◆ Brief: Repeat everything in the listing below. Keep each line exact.

◆ Data supplied:
==*==

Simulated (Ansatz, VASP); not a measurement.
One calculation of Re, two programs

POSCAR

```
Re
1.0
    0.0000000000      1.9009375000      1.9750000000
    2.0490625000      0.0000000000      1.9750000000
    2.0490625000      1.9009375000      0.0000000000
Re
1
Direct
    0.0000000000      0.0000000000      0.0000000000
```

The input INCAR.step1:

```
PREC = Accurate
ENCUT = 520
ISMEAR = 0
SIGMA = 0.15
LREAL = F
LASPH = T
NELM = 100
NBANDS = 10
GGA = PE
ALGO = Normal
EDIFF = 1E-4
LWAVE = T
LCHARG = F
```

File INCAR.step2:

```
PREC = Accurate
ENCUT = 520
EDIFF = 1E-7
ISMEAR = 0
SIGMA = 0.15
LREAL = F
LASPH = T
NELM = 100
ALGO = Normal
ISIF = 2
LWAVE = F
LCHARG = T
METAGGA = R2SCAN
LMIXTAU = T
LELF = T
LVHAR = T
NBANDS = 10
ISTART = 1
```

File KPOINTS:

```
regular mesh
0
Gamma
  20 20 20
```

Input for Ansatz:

==*==

◆ Task solution:
Simulated (Ansatz, VASP); not a measurement.
One calculation of Re, two programs

POSCAR

```
Re
1.0
    0.0000000000      1.9009375000      1.9750000000
    2.0490625000      0.0000000000      1.9750000000
    2.0490625000      1.9009375000      0.0000000000
Re
1
Direct
    0.0000000000      0.0000000000      0.0000000000
```

The input INCAR.step1:

```
PREC = Accurate
ENCUT = 520
ISMEAR = 0
SIGMA = 0.15
LREAL = F
LASPH = T
NELM = 100
NBANDS = 10
GGA = PE
ALGO = Normal
EDIFF = 1E-4
LWAVE = T
LCHARG = F
```

File INCAR.step2:

```
PREC = Accurate
ENCUT = 520
EDIFF = 1E-7
ISMEAR = 0
SIGMA = 0.15
LREAL = F
LASPH = T
NELM = 100
ALGO = Normal
ISIF = 2
LWAVE = F
LCHARG = T
METAGGA = R2SCAN
LMIXTAU = T
LELF = T
LVHAR = T
NBANDS = 10
ISTART = 1
```

File KPOINTS:

```
regular mesh
0
Gamma
  20 20 20
```

Input for Ansatz:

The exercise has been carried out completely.